EXTRACTED INFORMATION:
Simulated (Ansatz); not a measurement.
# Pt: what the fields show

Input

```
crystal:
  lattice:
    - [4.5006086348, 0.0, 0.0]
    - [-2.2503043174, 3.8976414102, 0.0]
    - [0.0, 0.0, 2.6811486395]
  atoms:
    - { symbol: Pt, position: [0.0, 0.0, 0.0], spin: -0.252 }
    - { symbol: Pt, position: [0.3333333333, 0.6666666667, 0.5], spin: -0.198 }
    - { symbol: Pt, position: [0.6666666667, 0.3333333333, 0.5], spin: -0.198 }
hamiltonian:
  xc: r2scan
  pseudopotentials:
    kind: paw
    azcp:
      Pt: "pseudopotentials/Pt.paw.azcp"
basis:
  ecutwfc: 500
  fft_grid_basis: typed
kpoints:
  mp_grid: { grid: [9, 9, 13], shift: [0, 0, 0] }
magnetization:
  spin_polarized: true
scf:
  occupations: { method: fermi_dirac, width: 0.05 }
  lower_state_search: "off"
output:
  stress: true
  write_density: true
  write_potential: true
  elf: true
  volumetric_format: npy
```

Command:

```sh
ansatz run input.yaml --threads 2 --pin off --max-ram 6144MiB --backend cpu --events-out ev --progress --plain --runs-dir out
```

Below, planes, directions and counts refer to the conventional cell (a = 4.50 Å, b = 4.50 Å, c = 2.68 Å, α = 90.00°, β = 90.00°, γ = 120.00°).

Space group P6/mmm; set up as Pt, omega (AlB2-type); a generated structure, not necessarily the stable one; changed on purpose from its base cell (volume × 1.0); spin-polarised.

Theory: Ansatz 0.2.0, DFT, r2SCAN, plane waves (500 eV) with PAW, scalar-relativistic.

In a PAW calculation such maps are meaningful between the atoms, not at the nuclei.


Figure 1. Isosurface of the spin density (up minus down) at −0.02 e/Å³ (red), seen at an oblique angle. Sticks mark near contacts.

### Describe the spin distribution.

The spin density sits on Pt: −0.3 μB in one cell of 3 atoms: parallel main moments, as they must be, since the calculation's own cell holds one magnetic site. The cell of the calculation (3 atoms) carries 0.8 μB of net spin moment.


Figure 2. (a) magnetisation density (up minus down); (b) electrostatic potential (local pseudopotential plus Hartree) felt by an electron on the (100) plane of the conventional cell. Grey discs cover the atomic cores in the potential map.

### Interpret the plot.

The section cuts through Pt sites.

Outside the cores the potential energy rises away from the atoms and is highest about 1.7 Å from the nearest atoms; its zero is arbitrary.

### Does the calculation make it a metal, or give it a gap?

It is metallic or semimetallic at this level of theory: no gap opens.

ACTIVITY: An exact repetition of the material above is required, from its first line through the line holding "Below, planes, directions", with nothing added.

ANSWER SPACE:
Simulated (Ansatz); not a measurement.
# Pt: what the fields show

Input

```
crystal:
  lattice:
    - [4.5006086348, 0.0, 0.0]
    - [-2.2503043174, 3.8976414102, 0.0]
    - [0.0, 0.0, 2.6811486395]
  atoms:
    - { symbol: Pt, position: [0.0, 0.0, 0.0], spin: -0.252 }
    - { symbol: Pt, position: [0.3333333333, 0.6666666667, 0.5], spin: -0.198 }
    - { symbol: Pt, position: [0.6666666667, 0.3333333333, 0.5], spin: -0.198 }
hamiltonian:
  xc: r2scan
  pseudopotentials:
    kind: paw
    azcp:
      Pt: "pseudopotentials/Pt.paw.azcp"
basis:
  ecutwfc: 500
  fft_grid_basis: typed
kpoints:
  mp_grid: { grid: [9, 9, 13], shift: [0, 0, 0] }
magnetization:
  spin_polarized: true
scf:
  occupations: { method: fermi_dirac, width: 0.05 }
  lower_state_search: "off"
output:
  stress: true
  write_density: true
  write_potential: true
  elf: true
  volumetric_format: npy
```

Command:

```sh
ansatz run input.yaml --threads 2 --pin off --max-ram 6144MiB --backend cpu --events-out ev --progress --plain --runs-dir out
```

Below, planes, directions and counts refer to the conventional cell (a = 4.50 Å, b = 4.50 Å, c = 2.68 Å, α = 90.00°, β = 90.00°, γ = 120.00°).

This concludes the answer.